• **Assigned task**
Below are several records. Retype exactly those lines running from the one with "Its results: pressure" through the one with "Solution. Pressure -11.0", end lines included, and no others.

• **Supplied data**
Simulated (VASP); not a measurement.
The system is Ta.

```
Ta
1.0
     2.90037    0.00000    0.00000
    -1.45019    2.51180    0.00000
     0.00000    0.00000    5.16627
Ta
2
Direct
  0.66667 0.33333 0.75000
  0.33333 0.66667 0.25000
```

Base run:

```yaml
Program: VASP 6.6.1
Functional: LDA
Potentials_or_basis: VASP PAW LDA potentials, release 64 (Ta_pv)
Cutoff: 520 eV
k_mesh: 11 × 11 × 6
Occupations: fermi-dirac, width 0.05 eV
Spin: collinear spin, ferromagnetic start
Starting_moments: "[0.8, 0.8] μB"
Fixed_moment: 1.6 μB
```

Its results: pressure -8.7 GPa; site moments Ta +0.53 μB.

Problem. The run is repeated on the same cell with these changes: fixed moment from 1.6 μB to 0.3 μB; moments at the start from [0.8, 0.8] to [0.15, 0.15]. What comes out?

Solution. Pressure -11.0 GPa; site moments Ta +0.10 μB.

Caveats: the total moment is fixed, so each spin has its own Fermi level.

• **Your response**
Its results: pressure -8.7 GPa; site moments Ta +0.53 μB.

Problem. The run is repeated on the same cell with these changes: fixed moment from 1.6 μB to 0.3 μB; moments at the start from [0.8, 0.8] to [0.15, 0.15]. What comes out?

Solution. Pressure -11.0 GPa; site moments Ta +0.10 μB.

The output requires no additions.